→ WORK ORDER
Exactly as they appear, copy the lines from the start of the entries below to the line containing "Properties of acetone", both ends included.

→ LISTED ENTRIES
===============
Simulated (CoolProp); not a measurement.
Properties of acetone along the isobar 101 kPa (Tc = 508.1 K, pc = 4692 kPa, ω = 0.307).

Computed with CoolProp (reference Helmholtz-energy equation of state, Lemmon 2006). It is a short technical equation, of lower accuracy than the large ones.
===============

→ WRITTEN ANSWER
Simulated (CoolProp); not a measurement.
Properties of acetone along the isobar 101 kPa (Tc = 508.1 K, pc = 4692 kPa, ω = 0.307).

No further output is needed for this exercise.